__Work item__.
The response must restate the data exactly, with nothing left out.

__Provided information__.
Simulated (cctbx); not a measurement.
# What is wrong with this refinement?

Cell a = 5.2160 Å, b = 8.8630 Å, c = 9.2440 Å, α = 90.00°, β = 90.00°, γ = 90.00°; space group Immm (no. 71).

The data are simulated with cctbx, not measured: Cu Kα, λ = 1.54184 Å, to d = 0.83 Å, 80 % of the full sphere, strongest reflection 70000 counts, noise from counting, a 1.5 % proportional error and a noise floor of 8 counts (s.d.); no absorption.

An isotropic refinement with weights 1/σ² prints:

__Response area__.
Simulated (cctbx); not a measurement.
# What is wrong with this refinement?

Cell a = 5.2160 Å, b = 8.8630 Å, c = 9.2440 Å, α = 90.00°, β = 90.00°, γ = 90.00°; space group Immm (no. 71).

The data are simulated with cctbx, not measured: Cu Kα, λ = 1.54184 Å, to d = 0.83 Å, 80 % of the full sphere, strongest reflection 70000 counts, noise from counting, a 1.5 % proportional error and a noise floor of 8 counts (s.d.); no absorption.

An isotropic refinement with weights 1/σ² prints:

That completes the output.